## INFORMATION SHOWN
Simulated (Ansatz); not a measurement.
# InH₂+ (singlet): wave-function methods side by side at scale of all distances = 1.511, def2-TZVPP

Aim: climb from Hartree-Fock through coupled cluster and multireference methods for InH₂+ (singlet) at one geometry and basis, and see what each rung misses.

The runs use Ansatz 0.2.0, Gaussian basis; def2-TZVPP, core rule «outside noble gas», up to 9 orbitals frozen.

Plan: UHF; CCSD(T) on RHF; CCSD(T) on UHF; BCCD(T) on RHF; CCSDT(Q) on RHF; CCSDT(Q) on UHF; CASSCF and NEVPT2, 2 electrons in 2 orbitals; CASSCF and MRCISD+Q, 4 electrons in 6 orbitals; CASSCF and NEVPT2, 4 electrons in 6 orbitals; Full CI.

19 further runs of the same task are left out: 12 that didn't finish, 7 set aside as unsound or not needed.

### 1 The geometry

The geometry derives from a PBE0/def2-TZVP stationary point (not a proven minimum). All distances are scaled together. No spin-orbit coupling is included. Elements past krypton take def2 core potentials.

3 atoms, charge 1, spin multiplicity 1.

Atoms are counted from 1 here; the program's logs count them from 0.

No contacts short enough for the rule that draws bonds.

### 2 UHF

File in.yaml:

## BRIEF
In the entries above, restate word for word the lines between the one holding "The geometry derives" and the one holding "3 atoms, charge 1, spin multiplicity 1.", inclusive, and nothing besides.

## REPLY
The geometry derives from a PBE0/def2-TZVP stationary point (not a proven minimum). All distances are scaled together. No spin-orbit coupling is included. Elements past krypton take def2 core potentials.

3 atoms, charge 1, spin multiplicity 1.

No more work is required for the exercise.